Dataset entries:
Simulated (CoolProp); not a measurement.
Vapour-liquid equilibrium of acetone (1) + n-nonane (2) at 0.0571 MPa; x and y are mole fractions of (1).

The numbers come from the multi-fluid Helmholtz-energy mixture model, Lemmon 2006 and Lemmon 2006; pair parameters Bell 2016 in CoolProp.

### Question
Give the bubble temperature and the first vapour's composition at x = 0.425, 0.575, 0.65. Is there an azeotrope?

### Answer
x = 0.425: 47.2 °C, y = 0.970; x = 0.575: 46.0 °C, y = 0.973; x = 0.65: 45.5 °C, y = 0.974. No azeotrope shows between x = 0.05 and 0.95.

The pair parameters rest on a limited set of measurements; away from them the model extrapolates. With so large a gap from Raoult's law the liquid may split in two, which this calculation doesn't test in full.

Exercise:
Return word for word the lines above from the line with "The numbers come" to the line with "x = 0.425: 47.2", including both and leaving out all others.

Exercise output:
The numbers come from the multi-fluid Helmholtz-energy mixture model, Lemmon 2006 and Lemmon 2006; pair parameters Bell 2016 in CoolProp.

### Question
Give the bubble temperature and the first vapour's composition at x = 0.425, 0.575, 0.65. Is there an azeotrope?

### Answer
x = 0.425: 47.2 °C, y = 0.970; x = 0.575: 46.0 °C, y = 0.973; x = 0.65: 45.5 °C, y = 0.974. No azeotrope shows between x = 0.05 and 0.95.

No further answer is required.